#### Assignment:
Find the line with "ΔE (meV/cell) |" in the entries below. Repeat it, every following line, and the line with "0.1750 | 1093.6 |", exactly and with nothing added.

#### Data records:
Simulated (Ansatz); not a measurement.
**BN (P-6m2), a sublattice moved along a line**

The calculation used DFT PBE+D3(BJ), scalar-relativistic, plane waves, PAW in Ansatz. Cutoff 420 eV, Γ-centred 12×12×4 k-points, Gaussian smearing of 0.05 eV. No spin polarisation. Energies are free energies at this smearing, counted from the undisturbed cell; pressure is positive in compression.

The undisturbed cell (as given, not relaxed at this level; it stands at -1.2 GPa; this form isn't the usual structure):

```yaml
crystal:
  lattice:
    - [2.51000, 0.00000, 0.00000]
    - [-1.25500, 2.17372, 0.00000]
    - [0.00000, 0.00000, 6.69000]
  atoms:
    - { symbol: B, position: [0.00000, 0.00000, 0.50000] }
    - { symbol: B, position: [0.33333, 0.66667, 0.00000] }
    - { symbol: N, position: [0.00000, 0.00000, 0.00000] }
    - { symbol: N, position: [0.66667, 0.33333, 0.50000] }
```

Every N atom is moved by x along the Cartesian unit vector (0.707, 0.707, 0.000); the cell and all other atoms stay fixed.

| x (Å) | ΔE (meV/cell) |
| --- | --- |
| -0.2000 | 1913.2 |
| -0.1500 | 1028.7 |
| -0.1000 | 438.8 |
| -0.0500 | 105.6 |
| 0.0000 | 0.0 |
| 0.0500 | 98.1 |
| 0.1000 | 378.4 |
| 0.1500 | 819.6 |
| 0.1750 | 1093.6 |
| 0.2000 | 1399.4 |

#### Task output:
| x (Å) | ΔE (meV/cell) |
| --- | --- |
| -0.2000 | 1913.2 |
| -0.1500 | 1028.7 |
| -0.1000 | 438.8 |
| -0.0500 | 105.6 |
| 0.0000 | 0.0 |
| 0.0500 | 98.1 |
| 0.1000 | 378.4 |
| 0.1500 | 819.6 |
| 0.1750 | 1093.6 |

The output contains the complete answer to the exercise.